→ **Data extract**:
..........
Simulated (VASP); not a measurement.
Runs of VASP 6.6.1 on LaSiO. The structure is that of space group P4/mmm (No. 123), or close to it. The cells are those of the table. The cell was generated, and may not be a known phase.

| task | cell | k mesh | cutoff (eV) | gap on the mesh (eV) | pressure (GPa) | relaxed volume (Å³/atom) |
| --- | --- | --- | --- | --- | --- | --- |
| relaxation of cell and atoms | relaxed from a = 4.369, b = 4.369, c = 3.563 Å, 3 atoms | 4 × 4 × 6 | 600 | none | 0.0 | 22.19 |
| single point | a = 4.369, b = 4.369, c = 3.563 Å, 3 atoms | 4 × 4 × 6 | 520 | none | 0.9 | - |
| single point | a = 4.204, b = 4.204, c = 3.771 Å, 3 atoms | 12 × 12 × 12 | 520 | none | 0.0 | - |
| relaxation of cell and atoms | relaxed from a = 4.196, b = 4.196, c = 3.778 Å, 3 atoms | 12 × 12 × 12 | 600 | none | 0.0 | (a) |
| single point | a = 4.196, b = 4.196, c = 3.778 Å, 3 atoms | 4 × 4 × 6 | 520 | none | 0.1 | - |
..........

Every line of the listing, first to last, should be retyped exactly.

Simulated (VASP); not a measurement.
Runs of VASP 6.6.1 on LaSiO. The structure is that of space group P4/mmm (No. 123), or close to it. The cells are those of the table. The cell was generated, and may not be a known phase.

| task | cell | k mesh | cutoff (eV) | gap on the mesh (eV) | pressure (GPa) | relaxed volume (Å³/atom) |
| --- | --- | --- | --- | --- | --- | --- |
| relaxation of cell and atoms | relaxed from a = 4.369, b = 4.369, c = 3.563 Å, 3 atoms | 4 × 4 × 6 | 600 | none | 0.0 | 22.19 |
| single point | a = 4.369, b = 4.369, c = 3.563 Å, 3 atoms | 4 × 4 × 6 | 520 | none | 0.9 | - |
| single point | a = 4.204, b = 4.204, c = 3.771 Å, 3 atoms | 12 × 12 × 12 | 520 | none | 0.0 | - |
| relaxation of cell and atoms | relaxed from a = 4.196, b = 4.196, c = 3.778 Å, 3 atoms | 12 × 12 × 12 | 600 | none | 0.0 | (a) |
| single point | a = 4.196, b = 4.196, c = 3.778 Å, 3 atoms | 4 × 4 × 6 | 520 | none | 0.1 | - |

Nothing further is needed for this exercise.